---------------

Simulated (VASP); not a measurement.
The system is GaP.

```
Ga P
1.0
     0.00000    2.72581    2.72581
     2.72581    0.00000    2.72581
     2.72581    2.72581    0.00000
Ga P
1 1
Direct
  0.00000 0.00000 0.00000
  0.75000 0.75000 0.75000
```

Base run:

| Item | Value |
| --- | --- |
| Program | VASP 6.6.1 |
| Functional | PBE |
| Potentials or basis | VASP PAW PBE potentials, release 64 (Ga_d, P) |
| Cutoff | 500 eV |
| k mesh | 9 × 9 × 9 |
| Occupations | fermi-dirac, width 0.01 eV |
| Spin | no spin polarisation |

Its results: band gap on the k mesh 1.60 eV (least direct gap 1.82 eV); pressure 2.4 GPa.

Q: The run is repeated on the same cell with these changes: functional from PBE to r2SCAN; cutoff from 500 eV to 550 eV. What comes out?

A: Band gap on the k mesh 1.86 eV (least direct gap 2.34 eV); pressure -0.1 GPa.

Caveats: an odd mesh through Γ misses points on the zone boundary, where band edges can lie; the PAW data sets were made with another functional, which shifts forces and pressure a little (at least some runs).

---------------

* [Required action] Stop after the line containing "spin polarisation |": print exactly the lines from the start of the entries above up to it, that line included.

* [Response area]
Simulated (VASP); not a measurement.
The system is GaP.

```
Ga P
1.0
     0.00000    2.72581    2.72581
     2.72581    0.00000    2.72581
     2.72581    2.72581    0.00000
Ga P
1 1
Direct
  0.00000 0.00000 0.00000
  0.75000 0.75000 0.75000
```

Base run:

| Item | Value |
| --- | --- |
| Program | VASP 6.6.1 |
| Functional | PBE |
| Potentials or basis | VASP PAW PBE potentials, release 64 (Ga_d, P) |
| Cutoff | 500 eV |
| k mesh | 9 × 9 × 9 |
| Occupations | fermi-dirac, width 0.01 eV |
| Spin | no spin polarisation |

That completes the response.